• Work task: Would you set down the complete data below, exactly as shown?

· · · · · · ·
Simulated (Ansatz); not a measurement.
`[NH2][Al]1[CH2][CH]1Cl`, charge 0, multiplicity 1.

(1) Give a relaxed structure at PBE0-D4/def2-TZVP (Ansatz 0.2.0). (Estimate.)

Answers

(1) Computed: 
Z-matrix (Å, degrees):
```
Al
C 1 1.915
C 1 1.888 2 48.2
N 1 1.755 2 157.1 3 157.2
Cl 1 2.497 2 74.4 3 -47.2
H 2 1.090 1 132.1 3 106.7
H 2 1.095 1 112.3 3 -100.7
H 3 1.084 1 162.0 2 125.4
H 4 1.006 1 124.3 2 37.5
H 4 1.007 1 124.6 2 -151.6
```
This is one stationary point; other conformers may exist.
· · · · · · ·

• Answer area:
Simulated (Ansatz); not a measurement.
`[NH2][Al]1[CH2][CH]1Cl`, charge 0, multiplicity 1.

(1) Give a relaxed structure at PBE0-D4/def2-TZVP (Ansatz 0.2.0). (Estimate.)

Answers

(1) Computed: 
Z-matrix (Å, degrees):
```
Al
C 1 1.915
C 1 1.888 2 48.2
N 1 1.755 2 157.1 3 157.2
Cl 1 2.497 2 74.4 3 -47.2
H 2 1.090 1 132.1 3 106.7
H 2 1.095 1 112.3 3 -100.7
H 3 1.084 1 162.0 2 125.4
H 4 1.006 1 124.3 2 37.5
H 4 1.007 1 124.6 2 -151.6
```
This is one stationary point; other conformers may exist.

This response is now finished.